For this exercise, transcribe the records below without changing a word.

_DATA FOR REVIEW:_
-*-*-
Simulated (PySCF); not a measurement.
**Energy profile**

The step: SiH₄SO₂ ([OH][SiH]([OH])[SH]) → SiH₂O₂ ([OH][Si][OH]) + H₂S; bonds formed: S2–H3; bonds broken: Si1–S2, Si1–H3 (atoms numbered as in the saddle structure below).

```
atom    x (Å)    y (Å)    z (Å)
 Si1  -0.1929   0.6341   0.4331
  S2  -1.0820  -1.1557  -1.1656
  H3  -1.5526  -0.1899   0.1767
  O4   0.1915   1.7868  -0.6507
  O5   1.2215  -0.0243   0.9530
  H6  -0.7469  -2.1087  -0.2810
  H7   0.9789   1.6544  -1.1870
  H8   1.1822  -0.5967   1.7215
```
-*-*-

_WRITTEN REPLY:_
Simulated (PySCF); not a measurement.
**Energy profile**

The step: SiH₄SO₂ ([OH][SiH]([OH])[SH]) → SiH₂O₂ ([OH][Si][OH]) + H₂S; bonds formed: S2–H3; bonds broken: Si1–S2, Si1–H3 (atoms numbered as in the saddle structure below).

```
atom    x (Å)    y (Å)    z (Å)
 Si1  -0.1929   0.6341   0.4331
  S2  -1.0820  -1.1557  -1.1656
  H3  -1.5526  -0.1899   0.1767
  O4   0.1915   1.7868  -0.6507
  O5   1.2215  -0.0243   0.9530
  H6  -0.7469  -2.1087  -0.2810
  H7   0.9789   1.6544  -1.1870
  H8   1.1822  -0.5967   1.7215
```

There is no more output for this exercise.